Below are some records. Print all of them exactly as they appear.

───── Provided data

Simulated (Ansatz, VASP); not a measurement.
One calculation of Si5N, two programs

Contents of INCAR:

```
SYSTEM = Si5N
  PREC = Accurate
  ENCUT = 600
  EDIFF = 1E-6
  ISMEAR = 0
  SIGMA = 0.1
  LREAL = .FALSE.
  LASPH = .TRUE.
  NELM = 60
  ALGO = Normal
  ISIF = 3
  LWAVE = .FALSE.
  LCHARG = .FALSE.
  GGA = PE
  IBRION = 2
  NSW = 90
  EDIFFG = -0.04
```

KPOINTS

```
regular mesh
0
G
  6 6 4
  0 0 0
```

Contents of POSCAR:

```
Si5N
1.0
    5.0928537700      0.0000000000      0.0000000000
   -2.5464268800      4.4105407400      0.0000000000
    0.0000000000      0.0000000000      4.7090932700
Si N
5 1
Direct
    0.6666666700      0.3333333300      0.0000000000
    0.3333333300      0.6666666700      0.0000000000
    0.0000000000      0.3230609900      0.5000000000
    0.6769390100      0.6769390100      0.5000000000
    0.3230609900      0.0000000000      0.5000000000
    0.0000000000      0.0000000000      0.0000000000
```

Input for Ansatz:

──────────

[Expected answer]
Simulated (Ansatz, VASP); not a measurement.
One calculation of Si5N, two programs

Contents of INCAR:

```
SYSTEM = Si5N
  PREC = Accurate
  ENCUT = 600
  EDIFF = 1E-6
  ISMEAR = 0
  SIGMA = 0.1
  LREAL = .FALSE.
  LASPH = .TRUE.
  NELM = 60
  ALGO = Normal
  ISIF = 3
  LWAVE = .FALSE.
  LCHARG = .FALSE.
  GGA = PE
  IBRION = 2
  NSW = 90
  EDIFFG = -0.04
```

KPOINTS

```
regular mesh
0
G
  6 6 4
  0 0 0
```

Contents of POSCAR:

```
Si5N
1.0
    5.0928537700      0.0000000000      0.0000000000
   -2.5464268800      4.4105407400      0.0000000000
    0.0000000000      0.0000000000      4.7090932700
Si N
5 1
Direct
    0.6666666700      0.3333333300      0.0000000000
    0.3333333300      0.6666666700      0.0000000000
    0.0000000000      0.3230609900      0.5000000000
    0.6769390100      0.6769390100      0.5000000000
    0.3230609900      0.0000000000      0.5000000000
    0.0000000000      0.0000000000      0.0000000000
```

Input for Ansatz:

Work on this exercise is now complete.